■ **Work request**
Start with the first line of the data and end with the line that holds "Computed with an"; write out each one exactly.

■ **Extracted information**
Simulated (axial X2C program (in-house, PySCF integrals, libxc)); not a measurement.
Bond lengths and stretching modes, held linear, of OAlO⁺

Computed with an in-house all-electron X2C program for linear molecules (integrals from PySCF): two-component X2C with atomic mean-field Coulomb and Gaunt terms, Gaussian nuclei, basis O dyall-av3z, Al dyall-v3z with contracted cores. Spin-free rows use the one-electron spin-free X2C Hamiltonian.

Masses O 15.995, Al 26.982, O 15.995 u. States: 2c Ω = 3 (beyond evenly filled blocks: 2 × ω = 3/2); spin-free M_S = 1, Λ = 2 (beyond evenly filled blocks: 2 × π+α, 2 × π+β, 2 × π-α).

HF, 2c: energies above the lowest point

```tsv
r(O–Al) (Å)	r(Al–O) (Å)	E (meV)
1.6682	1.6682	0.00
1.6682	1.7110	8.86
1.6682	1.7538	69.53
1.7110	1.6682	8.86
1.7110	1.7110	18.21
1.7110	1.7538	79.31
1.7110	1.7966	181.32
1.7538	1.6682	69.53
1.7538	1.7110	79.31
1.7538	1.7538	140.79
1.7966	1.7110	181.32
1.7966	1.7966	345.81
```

■ **Answer area**
Simulated (axial X2C program (in-house, PySCF integrals, libxc)); not a measurement.
Bond lengths and stretching modes, held linear, of OAlO⁺

Computed with an in-house all-electron X2C program for linear molecules (integrals from PySCF): two-component X2C with atomic mean-field Coulomb and Gaunt terms, Gaussian nuclei, basis O dyall-av3z, Al dyall-v3z with contracted cores. Spin-free rows use the one-electron spin-free X2C Hamiltonian.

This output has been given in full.